**Task item:** Reproduce the records below; each should match the original exactly.

**Records shown:**
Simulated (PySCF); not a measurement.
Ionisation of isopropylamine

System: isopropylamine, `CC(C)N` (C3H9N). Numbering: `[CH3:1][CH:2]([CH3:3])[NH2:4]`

**Reply:**
Simulated (PySCF); not a measurement.
Ionisation of isopropylamine

System: isopropylamine, `CC(C)N` (C3H9N). Numbering: `[CH3:1][CH:2]([CH3:3])[NH2:4]`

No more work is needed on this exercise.